- _WORK ORDER_
With the first line below as the start and the line containing "19.947 | -14.01 |" as the end, copy every line between them exactly, ends included.

- _LISTED ENTRIES_
------------------------
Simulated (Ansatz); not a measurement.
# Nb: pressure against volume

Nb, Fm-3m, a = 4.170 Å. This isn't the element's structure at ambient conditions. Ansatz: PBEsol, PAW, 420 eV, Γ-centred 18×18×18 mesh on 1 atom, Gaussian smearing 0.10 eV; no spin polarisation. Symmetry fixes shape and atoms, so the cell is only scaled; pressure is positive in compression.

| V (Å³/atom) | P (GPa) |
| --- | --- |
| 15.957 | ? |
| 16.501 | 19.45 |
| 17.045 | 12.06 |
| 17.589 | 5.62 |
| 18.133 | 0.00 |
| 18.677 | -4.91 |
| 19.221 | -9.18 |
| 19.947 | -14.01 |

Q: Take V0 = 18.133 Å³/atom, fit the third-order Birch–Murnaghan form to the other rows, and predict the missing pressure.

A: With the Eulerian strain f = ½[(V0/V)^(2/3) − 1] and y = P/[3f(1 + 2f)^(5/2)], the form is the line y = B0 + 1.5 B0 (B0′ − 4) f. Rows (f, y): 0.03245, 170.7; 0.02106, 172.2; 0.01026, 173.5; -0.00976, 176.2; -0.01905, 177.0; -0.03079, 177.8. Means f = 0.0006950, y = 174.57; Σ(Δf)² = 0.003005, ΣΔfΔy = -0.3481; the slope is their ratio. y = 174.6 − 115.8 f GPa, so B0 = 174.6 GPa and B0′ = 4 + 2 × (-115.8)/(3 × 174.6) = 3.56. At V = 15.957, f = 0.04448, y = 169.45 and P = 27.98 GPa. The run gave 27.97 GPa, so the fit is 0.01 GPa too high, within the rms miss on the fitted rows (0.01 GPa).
------------------------

- _RESPONSE AREA_
Simulated (Ansatz); not a measurement.
# Nb: pressure against volume

Nb, Fm-3m, a = 4.170 Å. This isn't the element's structure at ambient conditions. Ansatz: PBEsol, PAW, 420 eV, Γ-centred 18×18×18 mesh on 1 atom, Gaussian smearing 0.10 eV; no spin polarisation. Symmetry fixes shape and atoms, so the cell is only scaled; pressure is positive in compression.

| V (Å³/atom) | P (GPa) |
| --- | --- |
| 15.957 | ? |
| 16.501 | 19.45 |
| 17.045 | 12.06 |
| 17.589 | 5.62 |
| 18.133 | 0.00 |
| 18.677 | -4.91 |
| 19.221 | -9.18 |
| 19.947 | -14.01 |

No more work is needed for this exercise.